_Data listing:_
*** Block opens ***
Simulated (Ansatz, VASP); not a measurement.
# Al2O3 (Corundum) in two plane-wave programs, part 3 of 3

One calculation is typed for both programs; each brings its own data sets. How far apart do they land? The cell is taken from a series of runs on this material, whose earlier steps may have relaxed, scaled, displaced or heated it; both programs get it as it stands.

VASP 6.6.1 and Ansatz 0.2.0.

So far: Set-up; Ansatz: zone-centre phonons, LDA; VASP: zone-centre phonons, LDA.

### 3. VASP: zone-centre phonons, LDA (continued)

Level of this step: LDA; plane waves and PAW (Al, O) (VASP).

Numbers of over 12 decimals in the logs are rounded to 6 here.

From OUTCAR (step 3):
*** Block closes ***

_Work task:_ When you output the entries, keep every line exactly as it appears above.

_Task output:_
Simulated (Ansatz, VASP); not a measurement.
# Al2O3 (Corundum) in two plane-wave programs, part 3 of 3

One calculation is typed for both programs; each brings its own data sets. How far apart do they land? The cell is taken from a series of runs on this material, whose earlier steps may have relaxed, scaled, displaced or heated it; both programs get it as it stands.

VASP 6.6.1 and Ansatz 0.2.0.

So far: Set-up; Ansatz: zone-centre phonons, LDA; VASP: zone-centre phonons, LDA.

### 3. VASP: zone-centre phonons, LDA (continued)

Level of this step: LDA; plane waves and PAW (Al, O) (VASP).

Numbers of over 12 decimals in the logs are rounded to 6 here.

From OUTCAR (step 3):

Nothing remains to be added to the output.